Brief - Return only the lines running from the top of the entries to the line with "The structure was", inclusive, exactly as written.

Entries provided -
○ ○ ○ ○

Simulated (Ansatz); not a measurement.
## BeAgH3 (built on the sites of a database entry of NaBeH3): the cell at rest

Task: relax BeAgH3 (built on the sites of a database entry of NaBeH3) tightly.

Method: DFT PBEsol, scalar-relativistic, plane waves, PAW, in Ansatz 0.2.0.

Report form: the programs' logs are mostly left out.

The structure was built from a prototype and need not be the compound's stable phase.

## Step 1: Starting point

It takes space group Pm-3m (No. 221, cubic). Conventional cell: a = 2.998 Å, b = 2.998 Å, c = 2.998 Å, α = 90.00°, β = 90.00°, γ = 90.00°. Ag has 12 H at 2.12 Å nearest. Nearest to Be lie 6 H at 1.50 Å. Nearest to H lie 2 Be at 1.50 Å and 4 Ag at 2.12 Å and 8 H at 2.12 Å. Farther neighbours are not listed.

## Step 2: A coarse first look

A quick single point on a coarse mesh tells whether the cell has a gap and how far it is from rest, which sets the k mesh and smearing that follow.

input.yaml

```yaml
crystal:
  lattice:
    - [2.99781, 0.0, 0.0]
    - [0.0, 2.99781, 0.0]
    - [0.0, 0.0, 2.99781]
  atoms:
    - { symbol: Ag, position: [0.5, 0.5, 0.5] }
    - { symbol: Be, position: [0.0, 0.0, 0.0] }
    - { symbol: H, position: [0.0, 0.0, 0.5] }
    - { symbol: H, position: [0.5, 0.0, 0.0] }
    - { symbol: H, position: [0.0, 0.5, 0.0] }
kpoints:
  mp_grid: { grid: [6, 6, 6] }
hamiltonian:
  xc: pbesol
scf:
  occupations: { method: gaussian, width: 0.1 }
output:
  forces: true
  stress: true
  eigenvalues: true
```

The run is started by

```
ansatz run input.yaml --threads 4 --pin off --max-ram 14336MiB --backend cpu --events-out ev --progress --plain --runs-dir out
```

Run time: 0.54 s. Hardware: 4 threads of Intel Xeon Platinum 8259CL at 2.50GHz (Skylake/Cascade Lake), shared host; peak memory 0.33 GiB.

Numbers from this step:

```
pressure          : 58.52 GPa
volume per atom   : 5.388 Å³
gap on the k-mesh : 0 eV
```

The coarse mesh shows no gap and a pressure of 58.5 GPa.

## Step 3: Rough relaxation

○ ○ ○ ○

Answer space -
Simulated (Ansatz); not a measurement.
## BeAgH3 (built on the sites of a database entry of NaBeH3): the cell at rest

Task: relax BeAgH3 (built on the sites of a database entry of NaBeH3) tightly.

Method: DFT PBEsol, scalar-relativistic, plane waves, PAW, in Ansatz 0.2.0.

Report form: the programs' logs are mostly left out.

The structure was built from a prototype and need not be the compound's stable phase.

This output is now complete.